Required action -> All entries below are to be set down again exactly as given.

+++
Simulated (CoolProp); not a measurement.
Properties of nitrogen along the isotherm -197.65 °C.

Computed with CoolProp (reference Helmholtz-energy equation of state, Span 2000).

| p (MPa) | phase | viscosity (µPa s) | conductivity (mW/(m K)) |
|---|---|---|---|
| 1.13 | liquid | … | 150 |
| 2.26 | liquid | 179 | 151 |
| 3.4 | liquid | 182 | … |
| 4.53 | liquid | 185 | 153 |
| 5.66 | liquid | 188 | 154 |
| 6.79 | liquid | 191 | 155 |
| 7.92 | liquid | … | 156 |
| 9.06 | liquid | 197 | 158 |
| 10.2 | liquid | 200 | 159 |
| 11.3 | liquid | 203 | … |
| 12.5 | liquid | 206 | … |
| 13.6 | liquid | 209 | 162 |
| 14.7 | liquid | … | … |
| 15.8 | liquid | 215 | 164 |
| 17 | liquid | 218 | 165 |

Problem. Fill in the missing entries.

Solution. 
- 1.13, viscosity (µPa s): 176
+++

Expected answer ->
Simulated (CoolProp); not a measurement.
Properties of nitrogen along the isotherm -197.65 °C.

Computed with CoolProp (reference Helmholtz-energy equation of state, Span 2000).

| p (MPa) | phase | viscosity (µPa s) | conductivity (mW/(m K)) |
|---|---|---|---|
| 1.13 | liquid | … | 150 |
| 2.26 | liquid | 179 | 151 |
| 3.4 | liquid | 182 | … |
| 4.53 | liquid | 185 | 153 |
| 5.66 | liquid | 188 | 154 |
| 6.79 | liquid | 191 | 155 |
| 7.92 | liquid | … | 156 |
| 9.06 | liquid | 197 | 158 |
| 10.2 | liquid | 200 | 159 |
| 11.3 | liquid | 203 | … |
| 12.5 | liquid | 206 | … |
| 13.6 | liquid | 209 | 162 |
| 14.7 | liquid | … | … |
| 15.8 | liquid | 215 | 164 |
| 17 | liquid | 218 | 165 |

Problem. Fill in the missing entries.

Solution. 
- 1.13, viscosity (µPa s): 176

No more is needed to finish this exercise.